(RECORD SET begins)
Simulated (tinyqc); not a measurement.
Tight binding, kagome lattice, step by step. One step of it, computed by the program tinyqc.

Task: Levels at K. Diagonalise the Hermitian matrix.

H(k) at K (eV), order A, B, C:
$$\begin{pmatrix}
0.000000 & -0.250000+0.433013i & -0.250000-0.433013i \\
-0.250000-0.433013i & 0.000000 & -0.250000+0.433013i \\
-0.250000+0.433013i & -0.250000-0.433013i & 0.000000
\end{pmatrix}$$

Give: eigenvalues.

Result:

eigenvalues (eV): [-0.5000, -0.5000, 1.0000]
(RECORD SET ends)

REQUIRED ACTION =
The expected response is the material above given again line by line, from its first line to the line holding "-0.250000-0.433013i & 0.000000 &", inclusive.

ANSWER AREA =
Simulated (tinyqc); not a measurement.
Tight binding, kagome lattice, step by step. One step of it, computed by the program tinyqc.

Task: Levels at K. Diagonalise the Hermitian matrix.

H(k) at K (eV), order A, B, C:
$$\begin{pmatrix}
0.000000 & -0.250000+0.433013i & -0.250000-0.433013i \\
-0.250000-0.433013i & 0.000000 & -0.250000+0.433013i \\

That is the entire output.